*** SUPPLIED MATERIAL ***

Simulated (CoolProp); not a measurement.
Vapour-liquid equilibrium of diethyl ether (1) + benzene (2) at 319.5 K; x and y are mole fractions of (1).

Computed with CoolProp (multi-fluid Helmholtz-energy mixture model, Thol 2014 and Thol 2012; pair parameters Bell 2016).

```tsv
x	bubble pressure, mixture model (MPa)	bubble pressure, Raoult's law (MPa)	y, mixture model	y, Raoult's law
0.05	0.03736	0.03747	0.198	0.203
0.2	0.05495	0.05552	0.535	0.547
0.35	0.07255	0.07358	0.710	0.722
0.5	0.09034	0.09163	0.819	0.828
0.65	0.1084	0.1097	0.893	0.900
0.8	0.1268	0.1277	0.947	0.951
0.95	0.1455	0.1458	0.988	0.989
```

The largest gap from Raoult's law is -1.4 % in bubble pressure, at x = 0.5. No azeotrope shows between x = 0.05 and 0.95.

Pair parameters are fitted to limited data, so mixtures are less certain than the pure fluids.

*** End of SUPPLIED MATERIAL ***

# WORK INSTRUCTION
Without changing a single character, repeat each record.

# ANSWER SPACE
Simulated (CoolProp); not a measurement.
Vapour-liquid equilibrium of diethyl ether (1) + benzene (2) at 319.5 K; x and y are mole fractions of (1).

Computed with CoolProp (multi-fluid Helmholtz-energy mixture model, Thol 2014 and Thol 2012; pair parameters Bell 2016).

```tsv
x	bubble pressure, mixture model (MPa)	bubble pressure, Raoult's law (MPa)	y, mixture model	y, Raoult's law
0.05	0.03736	0.03747	0.198	0.203
0.2	0.05495	0.05552	0.535	0.547
0.35	0.07255	0.07358	0.710	0.722
0.5	0.09034	0.09163	0.819	0.828
0.65	0.1084	0.1097	0.893	0.900
0.8	0.1268	0.1277	0.947	0.951
0.95	0.1455	0.1458	0.988	0.989
```

The largest gap from Raoult's law is -1.4 % in bubble pressure, at x = 0.5. No azeotrope shows between x = 0.05 and 0.95.

Pair parameters are fitted to limited data, so mixtures are less certain than the pure fluids.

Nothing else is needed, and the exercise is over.